◆ Dataset entries:
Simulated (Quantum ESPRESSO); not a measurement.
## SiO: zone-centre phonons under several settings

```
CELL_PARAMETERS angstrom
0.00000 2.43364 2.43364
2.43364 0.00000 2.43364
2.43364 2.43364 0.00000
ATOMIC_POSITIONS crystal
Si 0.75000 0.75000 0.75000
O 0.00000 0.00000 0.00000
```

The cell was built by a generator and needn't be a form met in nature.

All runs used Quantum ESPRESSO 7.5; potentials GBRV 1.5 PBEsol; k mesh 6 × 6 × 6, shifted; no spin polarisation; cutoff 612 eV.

◆ Work order: In the lines above, every record is to be repeated exactly.

◆ Response box:
Simulated (Quantum ESPRESSO); not a measurement.
## SiO: zone-centre phonons under several settings

```
CELL_PARAMETERS angstrom
0.00000 2.43364 2.43364
2.43364 0.00000 2.43364
2.43364 2.43364 0.00000
ATOMIC_POSITIONS crystal
Si 0.75000 0.75000 0.75000
O 0.00000 0.00000 0.00000
```

The cell was built by a generator and needn't be a form met in nature.

All runs used Quantum ESPRESSO 7.5; potentials GBRV 1.5 PBEsol; k mesh 6 × 6 × 6, shifted; no spin polarisation; cutoff 612 eV.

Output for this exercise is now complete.